Work instruction = Pull out of the data below the stretch of lines bounded by the one containing "Linear response gives" and the one containing "A: The long-wave", both bounds included, unchanged.

- - - -
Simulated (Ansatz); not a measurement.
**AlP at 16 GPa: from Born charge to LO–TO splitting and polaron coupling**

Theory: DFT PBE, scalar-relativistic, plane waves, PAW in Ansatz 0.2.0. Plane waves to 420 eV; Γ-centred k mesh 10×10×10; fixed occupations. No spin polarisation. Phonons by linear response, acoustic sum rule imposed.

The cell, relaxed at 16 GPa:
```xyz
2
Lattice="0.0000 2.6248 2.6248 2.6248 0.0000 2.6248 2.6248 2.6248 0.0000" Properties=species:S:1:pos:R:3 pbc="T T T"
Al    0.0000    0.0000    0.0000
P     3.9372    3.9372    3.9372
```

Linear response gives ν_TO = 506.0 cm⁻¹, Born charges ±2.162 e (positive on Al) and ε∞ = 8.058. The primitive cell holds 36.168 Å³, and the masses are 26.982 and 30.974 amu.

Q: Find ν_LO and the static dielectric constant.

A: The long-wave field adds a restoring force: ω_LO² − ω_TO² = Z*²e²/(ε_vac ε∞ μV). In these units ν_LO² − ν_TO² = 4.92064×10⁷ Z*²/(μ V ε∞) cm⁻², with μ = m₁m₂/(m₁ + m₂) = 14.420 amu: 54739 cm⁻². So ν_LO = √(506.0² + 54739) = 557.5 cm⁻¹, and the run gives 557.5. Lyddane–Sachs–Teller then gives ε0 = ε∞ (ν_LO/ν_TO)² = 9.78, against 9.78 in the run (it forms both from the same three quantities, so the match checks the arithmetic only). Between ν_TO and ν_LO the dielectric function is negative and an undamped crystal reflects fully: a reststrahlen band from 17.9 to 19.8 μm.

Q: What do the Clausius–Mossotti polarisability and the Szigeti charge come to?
- - - -

Exercise solution =
Linear response gives ν_TO = 506.0 cm⁻¹, Born charges ±2.162 e (positive on Al) and ε∞ = 8.058. The primitive cell holds 36.168 Å³, and the masses are 26.982 and 30.974 amu.

Q: Find ν_LO and the static dielectric constant.

A: The long-wave field adds a restoring force: ω_LO² − ω_TO² = Z*²e²/(ε_vac ε∞ μV). In these units ν_LO² − ν_TO² = 4.92064×10⁷ Z*²/(μ V ε∞) cm⁻², with μ = m₁m₂/(m₁ + m₂) = 14.420 amu: 54739 cm⁻². So ν_LO = √(506.0² + 54739) = 557.5 cm⁻¹, and the run gives 557.5. Lyddane–Sachs–Teller then gives ε0 = ε∞ (ν_LO/ν_TO)² = 9.78, against 9.78 in the run (it forms both from the same three quantities, so the match checks the arithmetic only). Between ν_TO and ν_LO the dielectric function is negative and an undamped crystal reflects fully: a reststrahlen band from 17.9 to 19.8 μm.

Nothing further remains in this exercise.